Below is a listing; repeat exactly the lines from the one containing "Alike in all" to the one containing "A k mesh can", both included.

........

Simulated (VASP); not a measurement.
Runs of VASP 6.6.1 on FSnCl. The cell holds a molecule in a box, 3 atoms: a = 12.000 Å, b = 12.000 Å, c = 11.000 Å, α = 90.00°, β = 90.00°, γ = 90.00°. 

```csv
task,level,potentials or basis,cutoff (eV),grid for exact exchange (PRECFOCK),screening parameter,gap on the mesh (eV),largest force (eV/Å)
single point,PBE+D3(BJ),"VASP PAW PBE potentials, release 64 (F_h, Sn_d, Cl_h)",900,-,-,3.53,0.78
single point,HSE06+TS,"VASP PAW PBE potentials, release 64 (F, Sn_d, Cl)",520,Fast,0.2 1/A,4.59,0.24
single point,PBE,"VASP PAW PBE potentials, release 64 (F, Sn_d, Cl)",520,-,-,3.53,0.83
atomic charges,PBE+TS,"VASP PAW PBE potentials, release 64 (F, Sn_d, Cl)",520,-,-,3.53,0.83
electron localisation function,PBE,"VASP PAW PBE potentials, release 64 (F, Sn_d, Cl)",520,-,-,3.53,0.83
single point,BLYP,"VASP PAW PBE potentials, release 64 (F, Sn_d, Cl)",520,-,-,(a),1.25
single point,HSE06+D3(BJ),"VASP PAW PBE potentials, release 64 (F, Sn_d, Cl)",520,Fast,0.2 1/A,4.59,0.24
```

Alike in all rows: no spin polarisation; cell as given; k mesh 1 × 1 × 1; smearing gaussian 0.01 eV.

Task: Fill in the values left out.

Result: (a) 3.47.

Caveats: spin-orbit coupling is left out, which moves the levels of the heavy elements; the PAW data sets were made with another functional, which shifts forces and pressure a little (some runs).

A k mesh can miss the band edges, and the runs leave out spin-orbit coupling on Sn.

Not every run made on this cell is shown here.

........

Your response:
Alike in all rows: no spin polarisation; cell as given; k mesh 1 × 1 × 1; smearing gaussian 0.01 eV.

Task: Fill in the values left out.

Result: (a) 3.47.

Caveats: spin-orbit coupling is left out, which moves the levels of the heavy elements; the PAW data sets were made with another functional, which shifts forces and pressure a little (some runs).

A k mesh can miss the band edges, and the runs leave out spin-orbit coupling on Sn.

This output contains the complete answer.